BEGIN SOURCE DATA
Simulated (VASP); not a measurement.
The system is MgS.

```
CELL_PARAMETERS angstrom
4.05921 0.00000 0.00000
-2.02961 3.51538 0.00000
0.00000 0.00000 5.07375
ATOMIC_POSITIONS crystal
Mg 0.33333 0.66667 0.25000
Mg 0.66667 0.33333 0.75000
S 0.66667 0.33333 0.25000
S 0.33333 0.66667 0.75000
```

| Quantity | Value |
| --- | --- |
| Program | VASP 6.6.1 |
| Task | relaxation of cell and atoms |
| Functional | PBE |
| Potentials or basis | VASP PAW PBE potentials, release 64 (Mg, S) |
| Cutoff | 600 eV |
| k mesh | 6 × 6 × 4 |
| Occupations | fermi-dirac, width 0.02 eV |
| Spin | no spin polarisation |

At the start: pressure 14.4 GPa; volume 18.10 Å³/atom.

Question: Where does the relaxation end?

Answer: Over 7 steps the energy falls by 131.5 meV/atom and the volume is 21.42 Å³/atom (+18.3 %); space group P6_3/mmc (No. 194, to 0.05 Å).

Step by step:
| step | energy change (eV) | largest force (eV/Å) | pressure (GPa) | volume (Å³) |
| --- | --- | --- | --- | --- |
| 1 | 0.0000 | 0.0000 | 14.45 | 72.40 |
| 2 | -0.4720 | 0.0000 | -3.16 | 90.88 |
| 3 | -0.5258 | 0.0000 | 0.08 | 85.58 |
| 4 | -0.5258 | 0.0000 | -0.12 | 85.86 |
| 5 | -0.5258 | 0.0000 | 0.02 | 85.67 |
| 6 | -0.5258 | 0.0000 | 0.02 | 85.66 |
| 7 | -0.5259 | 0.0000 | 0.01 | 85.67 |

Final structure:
END SOURCE DATA

The lines to copy run from the first line of the entries to the line containing "At the start: pressure"; copy them exactly and output nothing else.

Simulated (VASP); not a measurement.
The system is MgS.

```
CELL_PARAMETERS angstrom
4.05921 0.00000 0.00000
-2.02961 3.51538 0.00000
0.00000 0.00000 5.07375
ATOMIC_POSITIONS crystal
Mg 0.33333 0.66667 0.25000
Mg 0.66667 0.33333 0.75000
S 0.66667 0.33333 0.25000
S 0.33333 0.66667 0.75000
```

| Quantity | Value |
| --- | --- |
| Program | VASP 6.6.1 |
| Task | relaxation of cell and atoms |
| Functional | PBE |
| Potentials or basis | VASP PAW PBE potentials, release 64 (Mg, S) |
| Cutoff | 600 eV |
| k mesh | 6 × 6 × 4 |
| Occupations | fermi-dirac, width 0.02 eV |
| Spin | no spin polarisation |

At the start: pressure 14.4 GPa; volume 18.10 Å³/atom.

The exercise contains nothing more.